***** Data extract *****

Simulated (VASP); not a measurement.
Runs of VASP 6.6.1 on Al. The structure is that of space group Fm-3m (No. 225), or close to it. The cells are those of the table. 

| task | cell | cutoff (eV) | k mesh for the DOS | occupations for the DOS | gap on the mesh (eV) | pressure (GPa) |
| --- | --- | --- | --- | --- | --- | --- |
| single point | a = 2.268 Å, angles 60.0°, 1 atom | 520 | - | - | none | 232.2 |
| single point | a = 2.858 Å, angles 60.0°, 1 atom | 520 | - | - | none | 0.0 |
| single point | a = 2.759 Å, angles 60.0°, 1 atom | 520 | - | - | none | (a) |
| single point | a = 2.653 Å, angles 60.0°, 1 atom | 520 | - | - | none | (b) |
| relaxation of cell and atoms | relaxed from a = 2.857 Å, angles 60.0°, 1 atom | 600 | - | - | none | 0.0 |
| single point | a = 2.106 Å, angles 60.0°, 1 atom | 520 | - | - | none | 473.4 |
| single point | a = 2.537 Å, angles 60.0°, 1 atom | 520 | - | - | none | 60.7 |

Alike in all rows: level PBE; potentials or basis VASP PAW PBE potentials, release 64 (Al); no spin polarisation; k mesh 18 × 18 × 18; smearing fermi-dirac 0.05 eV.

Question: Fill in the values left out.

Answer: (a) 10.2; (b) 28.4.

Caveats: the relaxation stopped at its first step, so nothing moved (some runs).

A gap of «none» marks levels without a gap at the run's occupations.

*****

[Activity]
Return, unchanged, the run of lines above that opens with the line containing "none | (b) |" and closes with the line containing "Caveats: the relaxation". Include both.

[Expected answer]
| single point | a = 2.653 Å, angles 60.0°, 1 atom | 520 | - | - | none | (b) |
| relaxation of cell and atoms | relaxed from a = 2.857 Å, angles 60.0°, 1 atom | 600 | - | - | none | 0.0 |
| single point | a = 2.106 Å, angles 60.0°, 1 atom | 520 | - | - | none | 473.4 |
| single point | a = 2.537 Å, angles 60.0°, 1 atom | 520 | - | - | none | 60.7 |

Alike in all rows: level PBE; potentials or basis VASP PAW PBE potentials, release 64 (Al); no spin polarisation; k mesh 18 × 18 × 18; smearing fermi-dirac 0.05 eV.

Question: Fill in the values left out.

Answer: (a) 10.2; (b) 28.4.

Caveats: the relaxation stopped at its first step, so nothing moved (some runs).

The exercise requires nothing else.